§ Activity: Beginning with the first line, transcribe the entries below exactly through the line containing "VASP's potentials were", inclusive.

※ ※ ※

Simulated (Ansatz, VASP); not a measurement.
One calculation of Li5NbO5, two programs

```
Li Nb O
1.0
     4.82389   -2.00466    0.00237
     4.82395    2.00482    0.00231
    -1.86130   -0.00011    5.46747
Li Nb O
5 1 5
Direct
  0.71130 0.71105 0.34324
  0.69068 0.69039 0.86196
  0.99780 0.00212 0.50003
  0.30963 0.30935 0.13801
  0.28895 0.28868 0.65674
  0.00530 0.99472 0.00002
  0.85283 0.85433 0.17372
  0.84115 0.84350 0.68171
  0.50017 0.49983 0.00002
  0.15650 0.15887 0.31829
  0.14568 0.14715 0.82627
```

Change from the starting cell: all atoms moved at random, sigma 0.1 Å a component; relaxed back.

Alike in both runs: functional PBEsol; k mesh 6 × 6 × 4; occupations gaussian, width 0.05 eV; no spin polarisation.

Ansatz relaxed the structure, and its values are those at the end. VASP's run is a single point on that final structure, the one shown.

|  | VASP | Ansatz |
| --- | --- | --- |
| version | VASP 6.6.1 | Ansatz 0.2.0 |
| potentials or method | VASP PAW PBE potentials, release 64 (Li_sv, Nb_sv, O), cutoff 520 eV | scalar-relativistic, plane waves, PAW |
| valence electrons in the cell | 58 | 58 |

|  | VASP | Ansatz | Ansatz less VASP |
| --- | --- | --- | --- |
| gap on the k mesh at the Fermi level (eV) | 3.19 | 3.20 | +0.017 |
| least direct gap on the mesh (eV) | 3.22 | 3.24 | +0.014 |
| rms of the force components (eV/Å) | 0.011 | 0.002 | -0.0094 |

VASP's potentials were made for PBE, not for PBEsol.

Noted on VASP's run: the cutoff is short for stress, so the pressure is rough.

※ ※ ※

§ Your response:
Simulated (Ansatz, VASP); not a measurement.
One calculation of Li5NbO5, two programs

```
Li Nb O
1.0
     4.82389   -2.00466    0.00237
     4.82395    2.00482    0.00231
    -1.86130   -0.00011    5.46747
Li Nb O
5 1 5
Direct
  0.71130 0.71105 0.34324
  0.69068 0.69039 0.86196
  0.99780 0.00212 0.50003
  0.30963 0.30935 0.13801
  0.28895 0.28868 0.65674
  0.00530 0.99472 0.00002
  0.85283 0.85433 0.17372
  0.84115 0.84350 0.68171
  0.50017 0.49983 0.00002
  0.15650 0.15887 0.31829
  0.14568 0.14715 0.82627
```

Change from the starting cell: all atoms moved at random, sigma 0.1 Å a component; relaxed back.

Alike in both runs: functional PBEsol; k mesh 6 × 6 × 4; occupations gaussian, width 0.05 eV; no spin polarisation.

Ansatz relaxed the structure, and its values are those at the end. VASP's run is a single point on that final structure, the one shown.

|  | VASP | Ansatz |
| --- | --- | --- |
| version | VASP 6.6.1 | Ansatz 0.2.0 |
| potentials or method | VASP PAW PBE potentials, release 64 (Li_sv, Nb_sv, O), cutoff 520 eV | scalar-relativistic, plane waves, PAW |
| valence electrons in the cell | 58 | 58 |

|  | VASP | Ansatz | Ansatz less VASP |
| --- | --- | --- | --- |
| gap on the k mesh at the Fermi level (eV) | 3.19 | 3.20 | +0.017 |
| least direct gap on the mesh (eV) | 3.22 | 3.24 | +0.014 |
| rms of the force components (eV/Å) | 0.011 | 0.002 | -0.0094 |

VASP's potentials were made for PBE, not for PBEsol.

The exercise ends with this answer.